MATERIAL SUPPLIED:
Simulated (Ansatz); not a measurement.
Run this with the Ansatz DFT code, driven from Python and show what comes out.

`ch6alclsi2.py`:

REQUIRED ACTION: Please transcribe the records exactly from their first line through the line holding "Run this with", and leave out all others.

ANSWER BOX:
Simulated (Ansatz); not a measurement.
Run this with the Ansatz DFT code, driven from Python and show what comes out.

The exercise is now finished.